■ Exercise
Look at the entries below and restate word for word the lines from the first through the one that has "### Question".

******
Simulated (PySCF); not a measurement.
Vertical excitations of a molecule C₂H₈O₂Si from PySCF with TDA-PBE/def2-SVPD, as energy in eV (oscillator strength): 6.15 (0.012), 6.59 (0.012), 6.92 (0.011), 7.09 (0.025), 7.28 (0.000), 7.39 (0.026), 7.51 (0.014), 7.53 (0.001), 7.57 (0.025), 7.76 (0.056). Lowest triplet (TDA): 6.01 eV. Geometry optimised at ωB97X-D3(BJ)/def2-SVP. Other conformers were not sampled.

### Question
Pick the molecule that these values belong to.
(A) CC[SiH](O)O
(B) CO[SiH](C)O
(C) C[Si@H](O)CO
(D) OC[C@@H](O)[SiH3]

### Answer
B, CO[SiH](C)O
******

■ Task response
Simulated (PySCF); not a measurement.
Vertical excitations of a molecule C₂H₈O₂Si from PySCF with TDA-PBE/def2-SVPD, as energy in eV (oscillator strength): 6.15 (0.012), 6.59 (0.012), 6.92 (0.011), 7.09 (0.025), 7.28 (0.000), 7.39 (0.026), 7.51 (0.014), 7.53 (0.001), 7.57 (0.025), 7.76 (0.056). Lowest triplet (TDA): 6.01 eV. Geometry optimised at ωB97X-D3(BJ)/def2-SVP. Other conformers were not sampled.

### Question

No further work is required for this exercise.